--
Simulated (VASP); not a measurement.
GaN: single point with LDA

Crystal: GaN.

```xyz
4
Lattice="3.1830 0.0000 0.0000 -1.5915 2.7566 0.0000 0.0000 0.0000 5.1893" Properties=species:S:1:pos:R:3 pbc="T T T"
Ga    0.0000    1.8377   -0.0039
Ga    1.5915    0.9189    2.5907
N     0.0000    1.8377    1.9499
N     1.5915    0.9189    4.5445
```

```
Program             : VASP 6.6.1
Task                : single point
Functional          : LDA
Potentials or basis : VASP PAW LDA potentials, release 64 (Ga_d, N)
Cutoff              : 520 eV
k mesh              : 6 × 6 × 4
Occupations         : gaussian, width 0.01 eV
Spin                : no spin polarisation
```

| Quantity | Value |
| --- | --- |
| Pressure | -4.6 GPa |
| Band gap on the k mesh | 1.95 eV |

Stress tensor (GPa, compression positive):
--

_Work task_
All entries must be printed exactly, with nothing omitted.

_Task output_
Simulated (VASP); not a measurement.
GaN: single point with LDA

Crystal: GaN.

```xyz
4
Lattice="3.1830 0.0000 0.0000 -1.5915 2.7566 0.0000 0.0000 0.0000 5.1893" Properties=species:S:1:pos:R:3 pbc="T T T"
Ga    0.0000    1.8377   -0.0039
Ga    1.5915    0.9189    2.5907
N     0.0000    1.8377    1.9499
N     1.5915    0.9189    4.5445
```

```
Program             : VASP 6.6.1
Task                : single point
Functional          : LDA
Potentials or basis : VASP PAW LDA potentials, release 64 (Ga_d, N)
Cutoff              : 520 eV
k mesh              : 6 × 6 × 4
Occupations         : gaussian, width 0.01 eV
Spin                : no spin polarisation
```

| Quantity | Value |
| --- | --- |
| Pressure | -4.6 GPa |
| Band gap on the k mesh | 1.95 eV |

Stress tensor (GPa, compression positive):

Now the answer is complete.